DATA RECORDS:
* * * * * * * * *

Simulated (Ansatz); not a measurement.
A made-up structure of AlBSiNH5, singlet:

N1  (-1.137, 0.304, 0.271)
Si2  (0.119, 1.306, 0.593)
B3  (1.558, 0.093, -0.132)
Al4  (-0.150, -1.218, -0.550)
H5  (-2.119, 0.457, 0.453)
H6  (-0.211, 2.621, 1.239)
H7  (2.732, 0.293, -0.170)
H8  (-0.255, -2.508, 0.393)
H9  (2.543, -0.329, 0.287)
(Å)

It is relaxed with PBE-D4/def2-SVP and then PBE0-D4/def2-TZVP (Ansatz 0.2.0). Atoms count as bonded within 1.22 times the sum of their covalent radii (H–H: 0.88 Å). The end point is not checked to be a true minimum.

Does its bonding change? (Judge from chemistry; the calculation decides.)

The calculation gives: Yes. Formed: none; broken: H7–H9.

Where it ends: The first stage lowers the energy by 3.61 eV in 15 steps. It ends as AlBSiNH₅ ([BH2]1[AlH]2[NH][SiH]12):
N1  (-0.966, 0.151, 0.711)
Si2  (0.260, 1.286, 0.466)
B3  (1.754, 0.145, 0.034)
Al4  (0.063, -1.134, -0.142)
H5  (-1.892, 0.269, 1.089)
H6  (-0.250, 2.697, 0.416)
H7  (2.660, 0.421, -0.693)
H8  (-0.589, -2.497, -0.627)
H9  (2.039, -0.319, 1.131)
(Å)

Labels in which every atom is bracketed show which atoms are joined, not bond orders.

* * * * * * * * *

WORK ITEM: Please reproduce the whole listing exactly, omitting no line.

RESPONSE:
Simulated (Ansatz); not a measurement.
A made-up structure of AlBSiNH5, singlet:

N1  (-1.137, 0.304, 0.271)
Si2  (0.119, 1.306, 0.593)
B3  (1.558, 0.093, -0.132)
Al4  (-0.150, -1.218, -0.550)
H5  (-2.119, 0.457, 0.453)
H6  (-0.211, 2.621, 1.239)
H7  (2.732, 0.293, -0.170)
H8  (-0.255, -2.508, 0.393)
H9  (2.543, -0.329, 0.287)
(Å)

It is relaxed with PBE-D4/def2-SVP and then PBE0-D4/def2-TZVP (Ansatz 0.2.0). Atoms count as bonded within 1.22 times the sum of their covalent radii (H–H: 0.88 Å). The end point is not checked to be a true minimum.

Does its bonding change? (Judge from chemistry; the calculation decides.)

The calculation gives: Yes. Formed: none; broken: H7–H9.

Where it ends: The first stage lowers the energy by 3.61 eV in 15 steps. It ends as AlBSiNH₅ ([BH2]1[AlH]2[NH][SiH]12):
N1  (-0.966, 0.151, 0.711)
Si2  (0.260, 1.286, 0.466)
B3  (1.754, 0.145, 0.034)
Al4  (0.063, -1.134, -0.142)
H5  (-1.892, 0.269, 1.089)
H6  (-0.250, 2.697, 0.416)
H7  (2.660, 0.421, -0.693)
H8  (-0.589, -2.497, -0.627)
H9  (2.039, -0.319, 1.131)
(Å)

Labels in which every atom is bracketed show which atoms are joined, not bond orders.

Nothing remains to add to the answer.